** Work instruction **
In the records below, find the line with "Quantity | Value |" and the line with "0.12 | 4.79 |"; return exactly those lines and every line between them.

=-=-=

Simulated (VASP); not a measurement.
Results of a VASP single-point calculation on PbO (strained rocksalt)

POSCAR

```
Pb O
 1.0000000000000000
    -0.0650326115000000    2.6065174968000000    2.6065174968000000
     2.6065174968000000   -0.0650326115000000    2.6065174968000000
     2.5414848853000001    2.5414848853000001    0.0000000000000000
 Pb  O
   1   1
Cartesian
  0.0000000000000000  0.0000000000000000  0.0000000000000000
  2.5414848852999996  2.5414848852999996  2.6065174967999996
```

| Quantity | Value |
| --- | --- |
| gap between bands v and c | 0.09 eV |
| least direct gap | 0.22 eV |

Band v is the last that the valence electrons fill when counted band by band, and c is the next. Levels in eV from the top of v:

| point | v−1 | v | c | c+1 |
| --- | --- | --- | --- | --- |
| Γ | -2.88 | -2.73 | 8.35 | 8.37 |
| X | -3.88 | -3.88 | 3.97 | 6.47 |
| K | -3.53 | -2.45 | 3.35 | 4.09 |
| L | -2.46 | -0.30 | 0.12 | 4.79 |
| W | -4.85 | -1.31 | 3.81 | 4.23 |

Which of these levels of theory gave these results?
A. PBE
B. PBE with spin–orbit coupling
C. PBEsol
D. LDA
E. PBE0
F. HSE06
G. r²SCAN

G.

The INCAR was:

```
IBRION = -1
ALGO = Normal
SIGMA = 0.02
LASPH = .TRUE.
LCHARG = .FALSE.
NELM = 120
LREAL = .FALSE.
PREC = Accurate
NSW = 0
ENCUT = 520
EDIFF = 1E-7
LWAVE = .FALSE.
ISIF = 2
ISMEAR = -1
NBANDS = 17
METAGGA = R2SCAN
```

=-=-=

** Written solution **
| Quantity | Value |
| --- | --- |
| gap between bands v and c | 0.09 eV |
| least direct gap | 0.22 eV |

Band v is the last that the valence electrons fill when counted band by band, and c is the next. Levels in eV from the top of v:

| point | v−1 | v | c | c+1 |
| --- | --- | --- | --- | --- |
| Γ | -2.88 | -2.73 | 8.35 | 8.37 |
| X | -3.88 | -3.88 | 3.97 | 6.47 |
| K | -3.53 | -2.45 | 3.35 | 4.09 |
| L | -2.46 | -0.30 | 0.12 | 4.79 |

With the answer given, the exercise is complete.